- ASSIGNED TASK
Beginning at the top of the material, repeat each line exactly, and stop once the line with "### Step 1. The cell of the first run" has been written.

Content starts

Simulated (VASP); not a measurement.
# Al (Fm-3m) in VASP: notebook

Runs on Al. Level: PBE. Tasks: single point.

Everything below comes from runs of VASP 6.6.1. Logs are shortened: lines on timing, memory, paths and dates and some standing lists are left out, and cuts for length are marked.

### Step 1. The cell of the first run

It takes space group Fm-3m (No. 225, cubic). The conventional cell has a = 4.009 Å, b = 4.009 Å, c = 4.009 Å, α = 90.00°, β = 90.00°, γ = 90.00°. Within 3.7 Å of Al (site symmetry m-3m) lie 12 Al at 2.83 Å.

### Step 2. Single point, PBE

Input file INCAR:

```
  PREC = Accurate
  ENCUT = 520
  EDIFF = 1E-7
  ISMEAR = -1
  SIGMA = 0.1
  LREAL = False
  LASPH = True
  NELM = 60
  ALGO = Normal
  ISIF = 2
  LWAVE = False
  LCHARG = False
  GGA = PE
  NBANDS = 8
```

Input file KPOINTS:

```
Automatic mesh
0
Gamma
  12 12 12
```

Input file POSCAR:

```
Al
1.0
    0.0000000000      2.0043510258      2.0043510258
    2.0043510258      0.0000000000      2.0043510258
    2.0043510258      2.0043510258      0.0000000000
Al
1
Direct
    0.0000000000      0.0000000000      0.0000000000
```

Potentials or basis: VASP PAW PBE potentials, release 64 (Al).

Content ends

- WORKED SOLUTION
Simulated (VASP); not a measurement.
# Al (Fm-3m) in VASP: notebook

Runs on Al. Level: PBE. Tasks: single point.

Everything below comes from runs of VASP 6.6.1. Logs are shortened: lines on timing, memory, paths and dates and some standing lists are left out, and cuts for length are marked.

### Step 1. The cell of the first run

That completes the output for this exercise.